Assignment: Reproduce all of the material, keeping each line intact.

=== Section Start ===
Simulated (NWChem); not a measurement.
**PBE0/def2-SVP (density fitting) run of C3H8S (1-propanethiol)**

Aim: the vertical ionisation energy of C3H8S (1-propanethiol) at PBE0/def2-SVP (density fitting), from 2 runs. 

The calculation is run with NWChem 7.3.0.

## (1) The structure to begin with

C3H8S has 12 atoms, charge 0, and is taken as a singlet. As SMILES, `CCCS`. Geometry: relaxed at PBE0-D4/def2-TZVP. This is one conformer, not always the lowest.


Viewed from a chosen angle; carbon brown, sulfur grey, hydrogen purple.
=== Section End ===

Written reply:
Simulated (NWChem); not a measurement.
**PBE0/def2-SVP (density fitting) run of C3H8S (1-propanethiol)**

Aim: the vertical ionisation energy of C3H8S (1-propanethiol) at PBE0/def2-SVP (density fitting), from 2 runs. 

The calculation is run with NWChem 7.3.0.

## (1) The structure to begin with

C3H8S has 12 atoms, charge 0, and is taken as a singlet. As SMILES, `CCCS`. Geometry: relaxed at PBE0-D4/def2-TZVP. This is one conformer, not always the lowest.


Viewed from a chosen angle; carbon brown, sulfur grey, hydrogen purple.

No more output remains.